Segment Start: Source information
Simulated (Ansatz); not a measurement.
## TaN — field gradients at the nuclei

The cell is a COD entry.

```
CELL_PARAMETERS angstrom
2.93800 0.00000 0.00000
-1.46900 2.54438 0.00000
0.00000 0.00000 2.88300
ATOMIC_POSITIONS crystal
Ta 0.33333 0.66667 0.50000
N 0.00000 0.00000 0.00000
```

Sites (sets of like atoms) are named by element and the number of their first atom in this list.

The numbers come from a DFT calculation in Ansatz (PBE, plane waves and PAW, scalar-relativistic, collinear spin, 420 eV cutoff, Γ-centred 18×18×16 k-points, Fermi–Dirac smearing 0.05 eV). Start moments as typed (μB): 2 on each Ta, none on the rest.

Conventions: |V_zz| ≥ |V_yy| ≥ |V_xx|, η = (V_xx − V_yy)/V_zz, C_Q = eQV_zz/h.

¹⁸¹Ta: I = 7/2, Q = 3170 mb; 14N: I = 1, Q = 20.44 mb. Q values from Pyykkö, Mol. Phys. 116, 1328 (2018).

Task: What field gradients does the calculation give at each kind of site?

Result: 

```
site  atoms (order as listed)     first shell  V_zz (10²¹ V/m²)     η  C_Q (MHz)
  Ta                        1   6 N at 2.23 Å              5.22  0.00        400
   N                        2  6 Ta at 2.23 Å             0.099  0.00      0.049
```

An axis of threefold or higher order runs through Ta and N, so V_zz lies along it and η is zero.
Segment End: Source information

▶ [Work task] Copy the material above verbatim.

▶ [Exercise answer]
Simulated (Ansatz); not a measurement.
## TaN — field gradients at the nuclei

The cell is a COD entry.

```
CELL_PARAMETERS angstrom
2.93800 0.00000 0.00000
-1.46900 2.54438 0.00000
0.00000 0.00000 2.88300
ATOMIC_POSITIONS crystal
Ta 0.33333 0.66667 0.50000
N 0.00000 0.00000 0.00000
```

Sites (sets of like atoms) are named by element and the number of their first atom in this list.

The numbers come from a DFT calculation in Ansatz (PBE, plane waves and PAW, scalar-relativistic, collinear spin, 420 eV cutoff, Γ-centred 18×18×16 k-points, Fermi–Dirac smearing 0.05 eV). Start moments as typed (μB): 2 on each Ta, none on the rest.

Conventions: |V_zz| ≥ |V_yy| ≥ |V_xx|, η = (V_xx − V_yy)/V_zz, C_Q = eQV_zz/h.

¹⁸¹Ta: I = 7/2, Q = 3170 mb; 14N: I = 1, Q = 20.44 mb. Q values from Pyykkö, Mol. Phys. 116, 1328 (2018).

Task: What field gradients does the calculation give at each kind of site?

Result: 

```
site  atoms (order as listed)     first shell  V_zz (10²¹ V/m²)     η  C_Q (MHz)
  Ta                        1   6 N at 2.23 Å              5.22  0.00        400
   N                        2  6 Ta at 2.23 Å             0.099  0.00      0.049
```

An axis of threefold or higher order runs through Ta and N, so V_zz lies along it and η is zero.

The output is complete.